Please give an exact transcription of the records shown below.

• • •

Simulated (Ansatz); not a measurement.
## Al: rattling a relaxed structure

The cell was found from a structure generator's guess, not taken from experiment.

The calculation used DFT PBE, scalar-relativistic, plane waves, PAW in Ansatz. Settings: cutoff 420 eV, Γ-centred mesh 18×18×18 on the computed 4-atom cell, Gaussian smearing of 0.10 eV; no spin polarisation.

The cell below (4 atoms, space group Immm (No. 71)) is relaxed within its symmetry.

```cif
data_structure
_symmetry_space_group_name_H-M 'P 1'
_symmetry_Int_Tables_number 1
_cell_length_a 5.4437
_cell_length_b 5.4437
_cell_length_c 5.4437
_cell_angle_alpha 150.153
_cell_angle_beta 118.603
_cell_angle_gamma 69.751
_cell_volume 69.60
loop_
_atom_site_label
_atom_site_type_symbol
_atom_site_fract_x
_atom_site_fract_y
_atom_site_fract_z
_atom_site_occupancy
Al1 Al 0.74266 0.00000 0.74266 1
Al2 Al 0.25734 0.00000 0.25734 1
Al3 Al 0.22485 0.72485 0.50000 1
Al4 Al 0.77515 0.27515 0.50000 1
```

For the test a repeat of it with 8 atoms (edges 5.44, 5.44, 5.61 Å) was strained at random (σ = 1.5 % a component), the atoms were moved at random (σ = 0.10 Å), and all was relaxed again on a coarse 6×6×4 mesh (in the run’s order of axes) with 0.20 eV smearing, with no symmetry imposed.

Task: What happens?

• • •

## YOUR SOLUTION
Simulated (Ansatz); not a measurement.
## Al: rattling a relaxed structure

The cell was found from a structure generator's guess, not taken from experiment.

The calculation used DFT PBE, scalar-relativistic, plane waves, PAW in Ansatz. Settings: cutoff 420 eV, Γ-centred mesh 18×18×18 on the computed 4-atom cell, Gaussian smearing of 0.10 eV; no spin polarisation.

The cell below (4 atoms, space group Immm (No. 71)) is relaxed within its symmetry.

```cif
data_structure
_symmetry_space_group_name_H-M 'P 1'
_symmetry_Int_Tables_number 1
_cell_length_a 5.4437
_cell_length_b 5.4437
_cell_length_c 5.4437
_cell_angle_alpha 150.153
_cell_angle_beta 118.603
_cell_angle_gamma 69.751
_cell_volume 69.60
loop_
_atom_site_label
_atom_site_type_symbol
_atom_site_fract_x
_atom_site_fract_y
_atom_site_fract_z
_atom_site_occupancy
Al1 Al 0.74266 0.00000 0.74266 1
Al2 Al 0.25734 0.00000 0.25734 1
Al3 Al 0.22485 0.72485 0.50000 1
Al4 Al 0.77515 0.27515 0.50000 1
```

For the test a repeat of it with 8 atoms (edges 5.44, 5.44, 5.61 Å) was strained at random (σ = 1.5 % a component), the atoms were moved at random (σ = 0.10 Å), and all was relaxed again on a coarse 6×6×4 mesh (in the run’s order of axes) with 0.20 eV smearing, with no symmetry imposed.

Task: What happens?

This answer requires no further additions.